**Work instruction**
Your response should consist of the lines below, printed exactly.

**Information**
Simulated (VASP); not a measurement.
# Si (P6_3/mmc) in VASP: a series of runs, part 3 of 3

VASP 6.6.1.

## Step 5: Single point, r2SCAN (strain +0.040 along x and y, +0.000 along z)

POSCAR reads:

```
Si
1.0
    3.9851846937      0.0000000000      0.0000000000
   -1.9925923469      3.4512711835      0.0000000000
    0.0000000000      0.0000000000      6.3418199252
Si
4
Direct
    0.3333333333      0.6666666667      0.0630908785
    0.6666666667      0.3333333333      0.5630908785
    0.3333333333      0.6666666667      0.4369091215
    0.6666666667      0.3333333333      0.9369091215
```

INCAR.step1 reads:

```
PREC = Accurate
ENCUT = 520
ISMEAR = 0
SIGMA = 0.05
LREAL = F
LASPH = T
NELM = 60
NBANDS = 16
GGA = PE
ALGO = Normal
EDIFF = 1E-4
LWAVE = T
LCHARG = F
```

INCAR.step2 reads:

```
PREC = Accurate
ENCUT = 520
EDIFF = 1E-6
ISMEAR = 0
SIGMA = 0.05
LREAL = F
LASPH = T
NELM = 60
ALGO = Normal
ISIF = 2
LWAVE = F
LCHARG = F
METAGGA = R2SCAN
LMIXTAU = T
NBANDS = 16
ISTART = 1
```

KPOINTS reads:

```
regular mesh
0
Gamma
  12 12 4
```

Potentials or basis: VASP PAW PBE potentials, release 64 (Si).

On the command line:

**Your response**
Simulated (VASP); not a measurement.
# Si (P6_3/mmc) in VASP: a series of runs, part 3 of 3

VASP 6.6.1.

## Step 5: Single point, r2SCAN (strain +0.040 along x and y, +0.000 along z)

POSCAR reads:

```
Si
1.0
    3.9851846937      0.0000000000      0.0000000000
   -1.9925923469      3.4512711835      0.0000000000
    0.0000000000      0.0000000000      6.3418199252
Si
4
Direct
    0.3333333333      0.6666666667      0.0630908785
    0.6666666667      0.3333333333      0.5630908785
    0.3333333333      0.6666666667      0.4369091215
    0.6666666667      0.3333333333      0.9369091215
```

INCAR.step1 reads:

```
PREC = Accurate
ENCUT = 520
ISMEAR = 0
SIGMA = 0.05
LREAL = F
LASPH = T
NELM = 60
NBANDS = 16
GGA = PE
ALGO = Normal
EDIFF = 1E-4
LWAVE = T
LCHARG = F
```

INCAR.step2 reads:

```
PREC = Accurate
ENCUT = 520
EDIFF = 1E-6
ISMEAR = 0
SIGMA = 0.05
LREAL = F
LASPH = T
NELM = 60
ALGO = Normal
ISIF = 2
LWAVE = F
LCHARG = F
METAGGA = R2SCAN
LMIXTAU = T
NBANDS = 16
ISTART = 1
```

KPOINTS reads:

```
regular mesh
0
Gamma
  12 12 4
```

Potentials or basis: VASP PAW PBE potentials, release 64 (Si).

On the command line:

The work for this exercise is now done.